━━━━━━━━━━━━━━━━━━━━

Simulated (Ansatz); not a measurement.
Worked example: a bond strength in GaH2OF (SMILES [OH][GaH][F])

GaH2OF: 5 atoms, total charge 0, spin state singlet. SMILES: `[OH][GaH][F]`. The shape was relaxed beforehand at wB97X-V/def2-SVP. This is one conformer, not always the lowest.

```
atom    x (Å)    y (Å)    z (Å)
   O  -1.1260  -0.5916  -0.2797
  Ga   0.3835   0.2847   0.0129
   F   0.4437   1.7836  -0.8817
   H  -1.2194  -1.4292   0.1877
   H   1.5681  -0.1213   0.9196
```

━━━━━━━━━━━━━━━━━━━━

ASSIGNED TASK:
Return every record exactly as it was given.

EXERCISE SOLUTION:
Simulated (Ansatz); not a measurement.
Worked example: a bond strength in GaH2OF (SMILES [OH][GaH][F])

GaH2OF: 5 atoms, total charge 0, spin state singlet. SMILES: `[OH][GaH][F]`. The shape was relaxed beforehand at wB97X-V/def2-SVP. This is one conformer, not always the lowest.

```
atom    x (Å)    y (Å)    z (Å)
   O  -1.1260  -0.5916  -0.2797
  Ga   0.3835   0.2847   0.0129
   F   0.4437   1.7836  -0.8817
   H  -1.2194  -1.4292   0.1877
   H   1.5681  -0.1213   0.9196
```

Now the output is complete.